**DATA EXCERPTS**
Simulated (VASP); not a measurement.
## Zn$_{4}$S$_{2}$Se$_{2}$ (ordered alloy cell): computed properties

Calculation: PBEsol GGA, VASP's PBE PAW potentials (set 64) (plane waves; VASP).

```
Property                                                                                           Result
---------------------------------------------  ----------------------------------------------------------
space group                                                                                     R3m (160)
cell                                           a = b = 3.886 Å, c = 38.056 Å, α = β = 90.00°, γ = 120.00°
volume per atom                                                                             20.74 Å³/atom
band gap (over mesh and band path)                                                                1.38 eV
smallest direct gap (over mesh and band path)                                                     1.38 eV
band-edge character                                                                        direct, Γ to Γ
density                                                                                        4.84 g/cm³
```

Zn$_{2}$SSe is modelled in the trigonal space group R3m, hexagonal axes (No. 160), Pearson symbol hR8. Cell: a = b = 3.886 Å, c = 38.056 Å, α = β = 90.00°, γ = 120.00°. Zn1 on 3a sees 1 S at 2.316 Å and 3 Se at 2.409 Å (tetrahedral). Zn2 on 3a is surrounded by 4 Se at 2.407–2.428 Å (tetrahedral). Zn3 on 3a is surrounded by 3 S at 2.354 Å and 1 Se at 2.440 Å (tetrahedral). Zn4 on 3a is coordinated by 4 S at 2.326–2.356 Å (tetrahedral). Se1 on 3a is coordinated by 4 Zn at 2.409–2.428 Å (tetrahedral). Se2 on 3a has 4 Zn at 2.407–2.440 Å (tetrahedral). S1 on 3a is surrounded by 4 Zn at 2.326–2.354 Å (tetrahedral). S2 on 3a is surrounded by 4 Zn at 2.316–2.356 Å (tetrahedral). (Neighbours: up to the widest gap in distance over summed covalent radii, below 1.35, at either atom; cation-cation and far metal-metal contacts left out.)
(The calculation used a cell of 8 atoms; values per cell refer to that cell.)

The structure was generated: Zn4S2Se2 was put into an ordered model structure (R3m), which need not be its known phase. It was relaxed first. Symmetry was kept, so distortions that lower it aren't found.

**WORK TASK**
From the records above, give again exactly the lines running from the line with "contacts left out.)" to the line with "(The calculation used", inclusive.

**RESPONSE BOX**
Zn$_{2}$SSe is modelled in the trigonal space group R3m, hexagonal axes (No. 160), Pearson symbol hR8. Cell: a = b = 3.886 Å, c = 38.056 Å, α = β = 90.00°, γ = 120.00°. Zn1 on 3a sees 1 S at 2.316 Å and 3 Se at 2.409 Å (tetrahedral). Zn2 on 3a is surrounded by 4 Se at 2.407–2.428 Å (tetrahedral). Zn3 on 3a is surrounded by 3 S at 2.354 Å and 1 Se at 2.440 Å (tetrahedral). Zn4 on 3a is coordinated by 4 S at 2.326–2.356 Å (tetrahedral). Se1 on 3a is coordinated by 4 Zn at 2.409–2.428 Å (tetrahedral). Se2 on 3a has 4 Zn at 2.407–2.440 Å (tetrahedral). S1 on 3a is surrounded by 4 Zn at 2.326–2.354 Å (tetrahedral). S2 on 3a is surrounded by 4 Zn at 2.316–2.356 Å (tetrahedral). (Neighbours: up to the widest gap in distance over summed covalent radii, below 1.35, at either atom; cation-cation and far metal-metal contacts left out.)
(The calculation used a cell of 8 atoms; values per cell refer to that cell.)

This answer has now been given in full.